..............................

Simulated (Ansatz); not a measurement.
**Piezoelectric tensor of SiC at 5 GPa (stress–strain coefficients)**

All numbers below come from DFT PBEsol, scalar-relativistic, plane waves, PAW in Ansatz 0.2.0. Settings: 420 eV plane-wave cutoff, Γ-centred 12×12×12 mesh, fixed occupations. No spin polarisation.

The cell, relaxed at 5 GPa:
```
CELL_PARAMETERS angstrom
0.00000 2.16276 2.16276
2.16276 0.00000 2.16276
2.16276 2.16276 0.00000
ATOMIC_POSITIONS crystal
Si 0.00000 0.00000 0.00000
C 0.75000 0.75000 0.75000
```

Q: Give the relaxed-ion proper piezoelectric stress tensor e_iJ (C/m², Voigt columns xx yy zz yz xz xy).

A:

..............................

Work order: The expected output is the exact run of lines from the start of the entries through the line with "Q: Give the", inclusive.

Your response:
Simulated (Ansatz); not a measurement.
**Piezoelectric tensor of SiC at 5 GPa (stress–strain coefficients)**

All numbers below come from DFT PBEsol, scalar-relativistic, plane waves, PAW in Ansatz 0.2.0. Settings: 420 eV plane-wave cutoff, Γ-centred 12×12×12 mesh, fixed occupations. No spin polarisation.

The cell, relaxed at 5 GPa:
```
CELL_PARAMETERS angstrom
0.00000 2.16276 2.16276
2.16276 0.00000 2.16276
2.16276 2.16276 0.00000
ATOMIC_POSITIONS crystal
Si 0.00000 0.00000 0.00000
C 0.75000 0.75000 0.75000
```

Q: Give the relaxed-ion proper piezoelectric stress tensor e_iJ (C/m², Voigt columns xx yy zz yz xz xy).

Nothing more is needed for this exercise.